WORK ORDER: Starting at the line containing "A Newman projection" and ending at the line containing "CH6GeN2, C=[N][GeH2][NH2]", print every line of the material below exactly, both ends included, and stop there.

GIVEN ENTRIES:
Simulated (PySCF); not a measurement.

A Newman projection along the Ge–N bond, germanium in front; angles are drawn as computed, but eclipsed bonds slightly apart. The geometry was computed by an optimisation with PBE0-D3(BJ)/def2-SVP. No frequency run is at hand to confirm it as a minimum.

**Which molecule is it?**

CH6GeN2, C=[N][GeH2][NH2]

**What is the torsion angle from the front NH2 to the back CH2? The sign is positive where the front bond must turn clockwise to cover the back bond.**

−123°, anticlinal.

WRITTEN REPLY:
A Newman projection along the Ge–N bond, germanium in front; angles are drawn as computed, but eclipsed bonds slightly apart. The geometry was computed by an optimisation with PBE0-D3(BJ)/def2-SVP. No frequency run is at hand to confirm it as a minimum.

**Which molecule is it?**

CH6GeN2, C=[N][GeH2][NH2]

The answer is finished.